## Data extracts
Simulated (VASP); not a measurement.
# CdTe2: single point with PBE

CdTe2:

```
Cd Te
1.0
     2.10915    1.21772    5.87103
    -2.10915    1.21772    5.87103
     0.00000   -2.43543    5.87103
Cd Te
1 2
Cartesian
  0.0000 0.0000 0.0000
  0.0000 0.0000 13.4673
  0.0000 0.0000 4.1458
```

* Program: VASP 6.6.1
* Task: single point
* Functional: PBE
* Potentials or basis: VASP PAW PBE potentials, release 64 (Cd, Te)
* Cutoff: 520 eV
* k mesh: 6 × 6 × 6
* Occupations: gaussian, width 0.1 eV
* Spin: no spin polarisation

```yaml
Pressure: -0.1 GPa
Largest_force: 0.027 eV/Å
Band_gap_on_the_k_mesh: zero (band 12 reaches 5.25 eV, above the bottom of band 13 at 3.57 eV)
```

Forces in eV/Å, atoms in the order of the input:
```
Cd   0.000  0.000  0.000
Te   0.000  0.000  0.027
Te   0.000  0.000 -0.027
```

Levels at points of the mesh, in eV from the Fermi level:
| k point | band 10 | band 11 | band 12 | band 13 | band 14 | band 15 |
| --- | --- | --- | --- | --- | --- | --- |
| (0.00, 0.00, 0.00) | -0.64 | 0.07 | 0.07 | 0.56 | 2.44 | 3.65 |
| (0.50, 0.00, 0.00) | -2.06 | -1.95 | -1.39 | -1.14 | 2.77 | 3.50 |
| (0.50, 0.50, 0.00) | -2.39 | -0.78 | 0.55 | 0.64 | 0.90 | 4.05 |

## Work item
If a line comes after the one that contains "2.77 | 3.50 |", leave it out; return every line of the entries up to that point exactly, starting with the first, with that line included.

## Response area
Simulated (VASP); not a measurement.
# CdTe2: single point with PBE

CdTe2:

```
Cd Te
1.0
     2.10915    1.21772    5.87103
    -2.10915    1.21772    5.87103
     0.00000   -2.43543    5.87103
Cd Te
1 2
Cartesian
  0.0000 0.0000 0.0000
  0.0000 0.0000 13.4673
  0.0000 0.0000 4.1458
```

* Program: VASP 6.6.1
* Task: single point
* Functional: PBE
* Potentials or basis: VASP PAW PBE potentials, release 64 (Cd, Te)
* Cutoff: 520 eV
* k mesh: 6 × 6 × 6
* Occupations: gaussian, width 0.1 eV
* Spin: no spin polarisation

```yaml
Pressure: -0.1 GPa
Largest_force: 0.027 eV/Å
Band_gap_on_the_k_mesh: zero (band 12 reaches 5.25 eV, above the bottom of band 13 at 3.57 eV)
```

Forces in eV/Å, atoms in the order of the input:
```
Cd   0.000  0.000  0.000
Te   0.000  0.000  0.027
Te   0.000  0.000 -0.027
```

Levels at points of the mesh, in eV from the Fermi level:
| k point | band 10 | band 11 | band 12 | band 13 | band 14 | band 15 |
| --- | --- | --- | --- | --- | --- | --- |
| (0.00, 0.00, 0.00) | -0.64 | 0.07 | 0.07 | 0.56 | 2.44 | 3.65 |
| (0.50, 0.00, 0.00) | -2.06 | -1.95 | -1.39 | -1.14 | 2.77 | 3.50 |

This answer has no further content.